→ Work task
What you hand back must match the listing exactly.

** Extracted material follows **

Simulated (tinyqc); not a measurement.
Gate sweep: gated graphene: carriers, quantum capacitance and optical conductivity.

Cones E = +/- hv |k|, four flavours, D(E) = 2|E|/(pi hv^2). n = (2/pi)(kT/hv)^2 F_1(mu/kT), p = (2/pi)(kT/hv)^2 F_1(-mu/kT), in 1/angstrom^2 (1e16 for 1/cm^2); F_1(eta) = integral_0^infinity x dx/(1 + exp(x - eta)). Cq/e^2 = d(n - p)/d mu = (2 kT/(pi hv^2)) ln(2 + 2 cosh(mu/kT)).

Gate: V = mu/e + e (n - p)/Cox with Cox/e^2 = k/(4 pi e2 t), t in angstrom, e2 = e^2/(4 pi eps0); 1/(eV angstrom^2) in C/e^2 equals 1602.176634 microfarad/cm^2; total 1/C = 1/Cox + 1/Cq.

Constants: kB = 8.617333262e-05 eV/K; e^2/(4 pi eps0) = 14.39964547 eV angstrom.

** End of Extracted material **

→ Reply
Simulated (tinyqc); not a measurement.
Gate sweep: gated graphene: carriers, quantum capacitance and optical conductivity.

Cones E = +/- hv |k|, four flavours, D(E) = 2|E|/(pi hv^2). n = (2/pi)(kT/hv)^2 F_1(mu/kT), p = (2/pi)(kT/hv)^2 F_1(-mu/kT), in 1/angstrom^2 (1e16 for 1/cm^2); F_1(eta) = integral_0^infinity x dx/(1 + exp(x - eta)). Cq/e^2 = d(n - p)/d mu = (2 kT/(pi hv^2)) ln(2 + 2 cosh(mu/kT)).

Gate: V = mu/e + e (n - p)/Cox with Cox/e^2 = k/(4 pi e2 t), t in angstrom, e2 = e^2/(4 pi eps0); 1/(eV angstrom^2) in C/e^2 equals 1602.176634 microfarad/cm^2; total 1/C = 1/Cox + 1/Cq.

Constants: kB = 8.617333262e-05 eV/K; e^2/(4 pi eps0) = 14.39964547 eV angstrom.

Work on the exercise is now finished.